» Dataset extract
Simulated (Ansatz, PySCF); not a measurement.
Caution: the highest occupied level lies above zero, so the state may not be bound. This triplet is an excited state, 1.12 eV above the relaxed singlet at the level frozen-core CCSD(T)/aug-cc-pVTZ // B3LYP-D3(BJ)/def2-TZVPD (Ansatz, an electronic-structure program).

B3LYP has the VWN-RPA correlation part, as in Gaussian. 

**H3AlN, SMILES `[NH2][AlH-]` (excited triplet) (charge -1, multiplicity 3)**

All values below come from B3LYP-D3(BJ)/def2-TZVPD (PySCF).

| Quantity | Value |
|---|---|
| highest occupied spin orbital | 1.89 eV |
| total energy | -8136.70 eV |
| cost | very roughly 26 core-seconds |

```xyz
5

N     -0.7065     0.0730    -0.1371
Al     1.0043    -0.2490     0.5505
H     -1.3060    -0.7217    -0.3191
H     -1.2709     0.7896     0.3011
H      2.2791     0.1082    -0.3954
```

» Work instruction
Please transcribe the listing in full. Keep each line exact.

» Reply
Simulated (Ansatz, PySCF); not a measurement.
Caution: the highest occupied level lies above zero, so the state may not be bound. This triplet is an excited state, 1.12 eV above the relaxed singlet at the level frozen-core CCSD(T)/aug-cc-pVTZ // B3LYP-D3(BJ)/def2-TZVPD (Ansatz, an electronic-structure program).

B3LYP has the VWN-RPA correlation part, as in Gaussian. 

**H3AlN, SMILES `[NH2][AlH-]` (excited triplet) (charge -1, multiplicity 3)**

All values below come from B3LYP-D3(BJ)/def2-TZVPD (PySCF).

| Quantity | Value |
|---|---|
| highest occupied spin orbital | 1.89 eV |
| total energy | -8136.70 eV |
| cost | very roughly 26 core-seconds |

```xyz
5

N     -0.7065     0.0730    -0.1371
Al     1.0043    -0.2490     0.5505
H     -1.3060    -0.7217    -0.3191
H     -1.2709     0.7896     0.3011
H      2.2791     0.1082    -0.3954
```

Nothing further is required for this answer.